> EXCERPTED DATA:
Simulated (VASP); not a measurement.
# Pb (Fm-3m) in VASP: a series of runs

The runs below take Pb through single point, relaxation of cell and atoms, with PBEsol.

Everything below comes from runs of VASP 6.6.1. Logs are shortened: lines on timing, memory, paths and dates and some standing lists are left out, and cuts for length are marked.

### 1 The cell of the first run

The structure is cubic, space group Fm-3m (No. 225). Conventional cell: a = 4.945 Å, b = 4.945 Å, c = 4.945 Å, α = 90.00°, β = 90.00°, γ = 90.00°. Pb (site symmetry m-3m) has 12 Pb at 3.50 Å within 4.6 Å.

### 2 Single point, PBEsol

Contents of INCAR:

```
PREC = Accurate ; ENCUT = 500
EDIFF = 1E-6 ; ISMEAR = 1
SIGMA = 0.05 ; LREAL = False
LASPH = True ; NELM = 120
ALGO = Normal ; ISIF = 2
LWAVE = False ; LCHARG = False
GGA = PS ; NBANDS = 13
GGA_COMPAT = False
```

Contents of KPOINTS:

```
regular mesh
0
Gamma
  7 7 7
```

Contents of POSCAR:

> REQUIRED ACTION: Repeat each entry above, keeping every word exact.

> EXERCISE ANSWER:
Simulated (VASP); not a measurement.
# Pb (Fm-3m) in VASP: a series of runs

The runs below take Pb through single point, relaxation of cell and atoms, with PBEsol.

Everything below comes from runs of VASP 6.6.1. Logs are shortened: lines on timing, memory, paths and dates and some standing lists are left out, and cuts for length are marked.

### 1 The cell of the first run

The structure is cubic, space group Fm-3m (No. 225). Conventional cell: a = 4.945 Å, b = 4.945 Å, c = 4.945 Å, α = 90.00°, β = 90.00°, γ = 90.00°. Pb (site symmetry m-3m) has 12 Pb at 3.50 Å within 4.6 Å.

### 2 Single point, PBEsol

Contents of INCAR:

```
PREC = Accurate ; ENCUT = 500
EDIFF = 1E-6 ; ISMEAR = 1
SIGMA = 0.05 ; LREAL = False
LASPH = True ; NELM = 120
ALGO = Normal ; ISIF = 2
LWAVE = False ; LCHARG = False
GGA = PS ; NBANDS = 13
GGA_COMPAT = False
```

Contents of KPOINTS:

```
regular mesh
0
Gamma
  7 7 7
```

Contents of POSCAR:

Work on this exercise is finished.